**ACTIVITY:** Repeat the records. Leave nothing out.

[[ DATA SUPPLIED, beginning ]]

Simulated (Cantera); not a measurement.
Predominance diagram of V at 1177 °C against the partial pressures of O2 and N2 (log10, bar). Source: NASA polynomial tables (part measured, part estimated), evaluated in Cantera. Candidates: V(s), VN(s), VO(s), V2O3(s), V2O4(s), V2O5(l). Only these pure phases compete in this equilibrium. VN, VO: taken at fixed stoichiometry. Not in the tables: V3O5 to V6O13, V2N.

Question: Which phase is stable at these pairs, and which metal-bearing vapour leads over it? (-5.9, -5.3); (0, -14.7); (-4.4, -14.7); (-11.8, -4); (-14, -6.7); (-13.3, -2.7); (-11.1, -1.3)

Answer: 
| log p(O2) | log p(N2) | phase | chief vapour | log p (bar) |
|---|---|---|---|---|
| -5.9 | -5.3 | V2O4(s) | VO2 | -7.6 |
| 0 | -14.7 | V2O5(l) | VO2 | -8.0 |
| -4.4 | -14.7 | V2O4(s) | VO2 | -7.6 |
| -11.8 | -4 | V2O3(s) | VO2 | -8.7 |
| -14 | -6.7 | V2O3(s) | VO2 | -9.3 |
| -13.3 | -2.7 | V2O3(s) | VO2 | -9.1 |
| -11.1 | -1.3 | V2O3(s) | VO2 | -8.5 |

[[ DATA SUPPLIED, end ]]

**EXERCISE RESPONSE:**
Simulated (Cantera); not a measurement.
Predominance diagram of V at 1177 °C against the partial pressures of O2 and N2 (log10, bar). Source: NASA polynomial tables (part measured, part estimated), evaluated in Cantera. Candidates: V(s), VN(s), VO(s), V2O3(s), V2O4(s), V2O5(l). Only these pure phases compete in this equilibrium. VN, VO: taken at fixed stoichiometry. Not in the tables: V3O5 to V6O13, V2N.

Question: Which phase is stable at these pairs, and which metal-bearing vapour leads over it? (-5.9, -5.3); (0, -14.7); (-4.4, -14.7); (-11.8, -4); (-14, -6.7); (-13.3, -2.7); (-11.1, -1.3)

Answer: 
| log p(O2) | log p(N2) | phase | chief vapour | log p (bar) |
|---|---|---|---|---|
| -5.9 | -5.3 | V2O4(s) | VO2 | -7.6 |
| 0 | -14.7 | V2O5(l) | VO2 | -8.0 |
| -4.4 | -14.7 | V2O4(s) | VO2 | -7.6 |
| -11.8 | -4 | V2O3(s) | VO2 | -8.7 |
| -14 | -6.7 | V2O3(s) | VO2 | -9.3 |
| -13.3 | -2.7 | V2O3(s) | VO2 | -9.1 |
| -11.1 | -1.3 | V2O3(s) | VO2 | -8.5 |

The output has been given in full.